REQUIRED ACTION: Using the entries that follow, write out the line containing "Program: DFTK 0.8.2", the line containing "0.0, 0.0] μB", and every line between them, exactly and nothing else.

##########

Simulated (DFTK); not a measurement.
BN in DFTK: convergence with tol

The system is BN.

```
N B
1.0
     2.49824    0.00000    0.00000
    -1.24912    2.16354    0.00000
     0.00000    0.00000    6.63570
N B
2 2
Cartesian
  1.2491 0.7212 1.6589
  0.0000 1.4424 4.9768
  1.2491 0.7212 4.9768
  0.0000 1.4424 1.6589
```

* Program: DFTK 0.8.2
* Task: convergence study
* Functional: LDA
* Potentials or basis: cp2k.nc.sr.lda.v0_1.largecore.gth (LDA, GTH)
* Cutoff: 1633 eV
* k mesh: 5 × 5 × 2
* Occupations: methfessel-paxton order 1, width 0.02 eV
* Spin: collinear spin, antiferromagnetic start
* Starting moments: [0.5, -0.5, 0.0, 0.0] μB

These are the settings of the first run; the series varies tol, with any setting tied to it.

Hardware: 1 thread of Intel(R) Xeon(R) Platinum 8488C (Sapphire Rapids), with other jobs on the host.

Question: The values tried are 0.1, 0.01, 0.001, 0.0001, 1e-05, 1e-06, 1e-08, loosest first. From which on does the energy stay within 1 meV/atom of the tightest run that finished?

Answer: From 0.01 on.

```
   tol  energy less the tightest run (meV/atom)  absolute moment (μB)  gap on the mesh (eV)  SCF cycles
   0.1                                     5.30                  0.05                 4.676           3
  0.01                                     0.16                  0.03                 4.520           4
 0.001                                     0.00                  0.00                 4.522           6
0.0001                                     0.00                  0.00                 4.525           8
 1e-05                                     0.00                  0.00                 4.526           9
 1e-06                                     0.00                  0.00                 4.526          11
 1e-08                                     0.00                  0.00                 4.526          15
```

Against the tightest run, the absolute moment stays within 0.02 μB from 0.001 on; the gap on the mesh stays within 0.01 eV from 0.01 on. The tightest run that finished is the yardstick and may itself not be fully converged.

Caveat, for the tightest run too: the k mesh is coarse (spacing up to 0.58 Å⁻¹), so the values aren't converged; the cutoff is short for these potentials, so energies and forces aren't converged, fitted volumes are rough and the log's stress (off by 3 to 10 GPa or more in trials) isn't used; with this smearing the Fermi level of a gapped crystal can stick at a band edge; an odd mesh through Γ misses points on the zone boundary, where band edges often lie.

##########

EXERCISE ANSWER:
* Program: DFTK 0.8.2
* Task: convergence study
* Functional: LDA
* Potentials or basis: cp2k.nc.sr.lda.v0_1.largecore.gth (LDA, GTH)
* Cutoff: 1633 eV
* k mesh: 5 × 5 × 2
* Occupations: methfessel-paxton order 1, width 0.02 eV
* Spin: collinear spin, antiferromagnetic start
* Starting moments: [0.5, -0.5, 0.0, 0.0] μB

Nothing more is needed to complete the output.